___ EXCERPTED RECORDS
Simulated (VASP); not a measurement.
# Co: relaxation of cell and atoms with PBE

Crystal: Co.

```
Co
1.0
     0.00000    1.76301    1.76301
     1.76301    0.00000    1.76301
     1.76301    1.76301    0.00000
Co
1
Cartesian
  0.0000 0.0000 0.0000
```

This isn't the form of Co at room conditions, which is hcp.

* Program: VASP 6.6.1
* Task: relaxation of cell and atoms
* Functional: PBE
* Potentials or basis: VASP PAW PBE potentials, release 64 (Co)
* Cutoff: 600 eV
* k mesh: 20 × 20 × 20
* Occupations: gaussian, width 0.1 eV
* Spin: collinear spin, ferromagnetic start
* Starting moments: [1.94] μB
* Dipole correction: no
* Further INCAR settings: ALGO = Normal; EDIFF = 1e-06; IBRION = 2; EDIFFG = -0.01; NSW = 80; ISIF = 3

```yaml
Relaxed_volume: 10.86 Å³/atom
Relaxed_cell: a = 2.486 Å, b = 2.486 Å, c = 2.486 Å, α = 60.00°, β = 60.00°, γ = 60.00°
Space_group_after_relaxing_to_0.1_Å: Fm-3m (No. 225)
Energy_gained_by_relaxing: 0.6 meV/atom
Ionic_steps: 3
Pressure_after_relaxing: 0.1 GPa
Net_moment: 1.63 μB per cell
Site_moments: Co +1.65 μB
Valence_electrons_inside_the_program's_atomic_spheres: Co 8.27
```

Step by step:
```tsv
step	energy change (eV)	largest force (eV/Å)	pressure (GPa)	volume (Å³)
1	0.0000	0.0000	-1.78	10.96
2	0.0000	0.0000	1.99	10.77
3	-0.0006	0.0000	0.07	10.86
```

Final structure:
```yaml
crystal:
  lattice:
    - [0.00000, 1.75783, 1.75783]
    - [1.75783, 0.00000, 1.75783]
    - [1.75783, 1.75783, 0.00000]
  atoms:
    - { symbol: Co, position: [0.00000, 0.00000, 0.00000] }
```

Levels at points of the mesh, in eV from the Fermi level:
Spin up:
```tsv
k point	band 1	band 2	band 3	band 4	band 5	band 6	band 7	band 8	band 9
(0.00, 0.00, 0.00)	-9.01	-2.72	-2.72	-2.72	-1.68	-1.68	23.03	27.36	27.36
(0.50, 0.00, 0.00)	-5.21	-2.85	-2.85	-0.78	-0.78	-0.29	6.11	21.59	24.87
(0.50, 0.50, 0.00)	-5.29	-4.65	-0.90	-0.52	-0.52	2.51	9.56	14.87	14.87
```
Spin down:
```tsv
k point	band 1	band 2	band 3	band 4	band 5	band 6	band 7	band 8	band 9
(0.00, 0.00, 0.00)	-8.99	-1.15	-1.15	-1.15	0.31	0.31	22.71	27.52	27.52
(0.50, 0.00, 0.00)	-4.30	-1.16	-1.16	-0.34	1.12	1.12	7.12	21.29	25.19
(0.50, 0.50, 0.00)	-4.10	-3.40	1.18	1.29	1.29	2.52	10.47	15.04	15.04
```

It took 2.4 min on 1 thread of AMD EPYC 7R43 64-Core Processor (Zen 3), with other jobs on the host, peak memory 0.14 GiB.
______

--- TASK ITEM ---
Send back exactly, with nothing added, the lines from the first line of the material above through the line holding "This isn't the"; both ends are included.

--- RESPONSE ---
Simulated (VASP); not a measurement.
# Co: relaxation of cell and atoms with PBE

Crystal: Co.

```
Co
1.0
     0.00000    1.76301    1.76301
     1.76301    0.00000    1.76301
     1.76301    1.76301    0.00000
Co
1
Cartesian
  0.0000 0.0000 0.0000
```

This isn't the form of Co at room conditions, which is hcp.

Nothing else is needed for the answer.